▶ REQUIREMENT:
Please restate every record below word for word.

▶ RECORDS SUPPLIED:

[Start of Attachment]

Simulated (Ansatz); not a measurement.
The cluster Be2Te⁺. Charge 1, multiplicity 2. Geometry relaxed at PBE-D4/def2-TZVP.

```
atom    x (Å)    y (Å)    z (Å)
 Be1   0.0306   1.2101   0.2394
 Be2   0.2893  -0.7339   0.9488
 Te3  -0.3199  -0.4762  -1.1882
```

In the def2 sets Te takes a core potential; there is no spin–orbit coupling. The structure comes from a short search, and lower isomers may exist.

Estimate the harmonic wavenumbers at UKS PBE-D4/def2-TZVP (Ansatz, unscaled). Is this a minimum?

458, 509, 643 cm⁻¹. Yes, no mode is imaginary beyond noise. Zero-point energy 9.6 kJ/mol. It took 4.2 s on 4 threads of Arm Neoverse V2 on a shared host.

[End of Attachment]

▶ EXERCISE OUTPUT:
Simulated (Ansatz); not a measurement.
The cluster Be2Te⁺. Charge 1, multiplicity 2. Geometry relaxed at PBE-D4/def2-TZVP.

```
atom    x (Å)    y (Å)    z (Å)
 Be1   0.0306   1.2101   0.2394
 Be2   0.2893  -0.7339   0.9488
 Te3  -0.3199  -0.4762  -1.1882
```

In the def2 sets Te takes a core potential; there is no spin–orbit coupling. The structure comes from a short search, and lower isomers may exist.

Estimate the harmonic wavenumbers at UKS PBE-D4/def2-TZVP (Ansatz, unscaled). Is this a minimum?

458, 509, 643 cm⁻¹. Yes, no mode is imaginary beyond noise. Zero-point energy 9.6 kJ/mol. It took 4.2 s on 4 threads of Arm Neoverse V2 on a shared host.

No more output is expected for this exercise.